EXERCISE.
The full listing should be reproduced exactly as it appears.

● ● ● ●
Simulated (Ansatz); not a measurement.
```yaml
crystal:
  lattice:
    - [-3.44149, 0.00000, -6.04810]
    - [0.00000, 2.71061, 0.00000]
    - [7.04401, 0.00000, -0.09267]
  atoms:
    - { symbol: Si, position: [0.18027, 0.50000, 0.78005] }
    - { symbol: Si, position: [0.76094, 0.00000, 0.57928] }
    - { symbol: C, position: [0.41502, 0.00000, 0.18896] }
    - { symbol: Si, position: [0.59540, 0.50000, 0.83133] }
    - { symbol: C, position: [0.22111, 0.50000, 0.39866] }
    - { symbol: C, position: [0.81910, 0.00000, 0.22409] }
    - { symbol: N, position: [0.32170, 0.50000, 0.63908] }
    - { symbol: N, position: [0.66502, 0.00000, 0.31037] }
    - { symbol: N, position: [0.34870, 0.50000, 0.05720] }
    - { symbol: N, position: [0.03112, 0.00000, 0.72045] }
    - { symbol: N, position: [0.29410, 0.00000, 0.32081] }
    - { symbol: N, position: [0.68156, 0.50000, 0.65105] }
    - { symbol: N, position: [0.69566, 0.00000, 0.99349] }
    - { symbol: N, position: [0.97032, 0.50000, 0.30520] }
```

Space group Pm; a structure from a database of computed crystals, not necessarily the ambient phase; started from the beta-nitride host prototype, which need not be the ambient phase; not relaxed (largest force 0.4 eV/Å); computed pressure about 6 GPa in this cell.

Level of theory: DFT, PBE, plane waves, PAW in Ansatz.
● ● ● ●

TASK ANSWER.
Simulated (Ansatz); not a measurement.
```yaml
crystal:
  lattice:
    - [-3.44149, 0.00000, -6.04810]
    - [0.00000, 2.71061, 0.00000]
    - [7.04401, 0.00000, -0.09267]
  atoms:
    - { symbol: Si, position: [0.18027, 0.50000, 0.78005] }
    - { symbol: Si, position: [0.76094, 0.00000, 0.57928] }
    - { symbol: C, position: [0.41502, 0.00000, 0.18896] }
    - { symbol: Si, position: [0.59540, 0.50000, 0.83133] }
    - { symbol: C, position: [0.22111, 0.50000, 0.39866] }
    - { symbol: C, position: [0.81910, 0.00000, 0.22409] }
    - { symbol: N, position: [0.32170, 0.50000, 0.63908] }
    - { symbol: N, position: [0.66502, 0.00000, 0.31037] }
    - { symbol: N, position: [0.34870, 0.50000, 0.05720] }
    - { symbol: N, position: [0.03112, 0.00000, 0.72045] }
    - { symbol: N, position: [0.29410, 0.00000, 0.32081] }
    - { symbol: N, position: [0.68156, 0.50000, 0.65105] }
    - { symbol: N, position: [0.69566, 0.00000, 0.99349] }
    - { symbol: N, position: [0.97032, 0.50000, 0.30520] }
```

Space group Pm; a structure from a database of computed crystals, not necessarily the ambient phase; started from the beta-nitride host prototype, which need not be the ambient phase; not relaxed (largest force 0.4 eV/Å); computed pressure about 6 GPa in this cell.

Level of theory: DFT, PBE, plane waves, PAW in Ansatz.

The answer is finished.